BEGIN RECORD EXTRACTS

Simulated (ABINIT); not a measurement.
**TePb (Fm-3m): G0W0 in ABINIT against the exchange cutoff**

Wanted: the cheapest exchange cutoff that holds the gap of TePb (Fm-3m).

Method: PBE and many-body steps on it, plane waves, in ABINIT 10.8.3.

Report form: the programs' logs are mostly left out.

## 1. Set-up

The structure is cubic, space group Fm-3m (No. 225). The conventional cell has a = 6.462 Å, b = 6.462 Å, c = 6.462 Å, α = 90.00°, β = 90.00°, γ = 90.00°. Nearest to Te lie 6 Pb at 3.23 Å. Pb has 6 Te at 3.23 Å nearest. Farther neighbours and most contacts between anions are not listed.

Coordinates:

END RECORD EXTRACTS

> [REQUIRED ACTION] The first line of the listing above through the line containing "Method: PBE and": print exactly that, both ends included.

> [ANSWER SPACE]
Simulated (ABINIT); not a measurement.
**TePb (Fm-3m): G0W0 in ABINIT against the exchange cutoff**

Wanted: the cheapest exchange cutoff that holds the gap of TePb (Fm-3m).

Method: PBE and many-body steps on it, plane waves, in ABINIT 10.8.3.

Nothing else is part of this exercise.